→ **INFORMATION GIVEN**
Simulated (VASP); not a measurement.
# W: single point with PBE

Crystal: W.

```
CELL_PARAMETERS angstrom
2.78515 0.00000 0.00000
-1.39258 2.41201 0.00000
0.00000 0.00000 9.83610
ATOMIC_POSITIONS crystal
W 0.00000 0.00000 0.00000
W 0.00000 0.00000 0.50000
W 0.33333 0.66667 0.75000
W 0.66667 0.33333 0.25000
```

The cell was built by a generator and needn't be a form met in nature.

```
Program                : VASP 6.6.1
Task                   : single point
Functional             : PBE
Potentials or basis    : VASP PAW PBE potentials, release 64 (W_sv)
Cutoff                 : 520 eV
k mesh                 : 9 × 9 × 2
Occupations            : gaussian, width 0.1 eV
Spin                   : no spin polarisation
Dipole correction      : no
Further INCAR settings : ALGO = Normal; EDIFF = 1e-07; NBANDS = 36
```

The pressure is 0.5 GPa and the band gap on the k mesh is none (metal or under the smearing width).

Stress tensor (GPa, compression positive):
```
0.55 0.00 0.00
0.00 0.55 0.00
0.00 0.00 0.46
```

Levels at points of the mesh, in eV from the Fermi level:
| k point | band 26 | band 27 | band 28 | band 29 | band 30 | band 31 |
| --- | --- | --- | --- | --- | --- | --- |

→ **WORK REQUEST**
Write all the data out again, exactly.

→ **EXERCISE ANSWER**
Simulated (VASP); not a measurement.
# W: single point with PBE

Crystal: W.

```
CELL_PARAMETERS angstrom
2.78515 0.00000 0.00000
-1.39258 2.41201 0.00000
0.00000 0.00000 9.83610
ATOMIC_POSITIONS crystal
W 0.00000 0.00000 0.00000
W 0.00000 0.00000 0.50000
W 0.33333 0.66667 0.75000
W 0.66667 0.33333 0.25000
```

The cell was built by a generator and needn't be a form met in nature.

```
Program                : VASP 6.6.1
Task                   : single point
Functional             : PBE
Potentials or basis    : VASP PAW PBE potentials, release 64 (W_sv)
Cutoff                 : 520 eV
k mesh                 : 9 × 9 × 2
Occupations            : gaussian, width 0.1 eV
Spin                   : no spin polarisation
Dipole correction      : no
Further INCAR settings : ALGO = Normal; EDIFF = 1e-07; NBANDS = 36
```

The pressure is 0.5 GPa and the band gap on the k mesh is none (metal or under the smearing width).

Stress tensor (GPa, compression positive):
```
0.55 0.00 0.00
0.00 0.55 0.00
0.00 0.00 0.46
```

Levels at points of the mesh, in eV from the Fermi level:
| k point | band 26 | band 27 | band 28 | band 29 | band 30 | band 31 |
| --- | --- | --- | --- | --- | --- | --- |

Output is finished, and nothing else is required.